DATA EXTRACTS:
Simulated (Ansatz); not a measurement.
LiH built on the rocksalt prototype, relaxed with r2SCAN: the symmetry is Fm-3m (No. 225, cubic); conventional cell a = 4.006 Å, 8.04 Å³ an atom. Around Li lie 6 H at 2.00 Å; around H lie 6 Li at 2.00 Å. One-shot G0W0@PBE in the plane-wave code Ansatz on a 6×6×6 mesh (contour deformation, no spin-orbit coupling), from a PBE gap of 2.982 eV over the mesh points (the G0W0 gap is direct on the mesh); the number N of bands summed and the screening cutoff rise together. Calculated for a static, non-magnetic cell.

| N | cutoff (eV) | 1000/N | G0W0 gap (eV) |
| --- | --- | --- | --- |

EXERCISE: From beginning to end, the data must be duplicated exactly.

RESULT:
Simulated (Ansatz); not a measurement.
LiH built on the rocksalt prototype, relaxed with r2SCAN: the symmetry is Fm-3m (No. 225, cubic); conventional cell a = 4.006 Å, 8.04 Å³ an atom. Around Li lie 6 H at 2.00 Å; around H lie 6 Li at 2.00 Å. One-shot G0W0@PBE in the plane-wave code Ansatz on a 6×6×6 mesh (contour deformation, no spin-orbit coupling), from a PBE gap of 2.982 eV over the mesh points (the G0W0 gap is direct on the mesh); the number N of bands summed and the screening cutoff rise together. Calculated for a static, non-magnetic cell.

| N | cutoff (eV) | 1000/N | G0W0 gap (eV) |
| --- | --- | --- | --- |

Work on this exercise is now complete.